> **Brief**:
What is needed here is a word-for-word copy of all the entries below.

> **Records provided**:
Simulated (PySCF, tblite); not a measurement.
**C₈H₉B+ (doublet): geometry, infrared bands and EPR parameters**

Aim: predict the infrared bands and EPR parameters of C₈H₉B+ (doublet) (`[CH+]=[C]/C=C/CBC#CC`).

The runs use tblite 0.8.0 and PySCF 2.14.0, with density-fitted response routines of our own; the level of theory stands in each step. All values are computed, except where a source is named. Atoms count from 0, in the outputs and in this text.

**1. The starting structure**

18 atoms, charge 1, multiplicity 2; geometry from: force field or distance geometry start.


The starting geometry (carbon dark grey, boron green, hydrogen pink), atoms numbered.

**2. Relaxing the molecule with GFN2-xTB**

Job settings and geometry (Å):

> **Exercise answer**:
Simulated (PySCF, tblite); not a measurement.
**C₈H₉B+ (doublet): geometry, infrared bands and EPR parameters**

Aim: predict the infrared bands and EPR parameters of C₈H₉B+ (doublet) (`[CH+]=[C]/C=C/CBC#CC`).

The runs use tblite 0.8.0 and PySCF 2.14.0, with density-fitted response routines of our own; the level of theory stands in each step. All values are computed, except where a source is named. Atoms count from 0, in the outputs and in this text.

**1. The starting structure**

18 atoms, charge 1, multiplicity 2; geometry from: force field or distance geometry start.


The starting geometry (carbon dark grey, boron green, hydrogen pink), atoms numbered.

**2. Relaxing the molecule with GFN2-xTB**

Job settings and geometry (Å):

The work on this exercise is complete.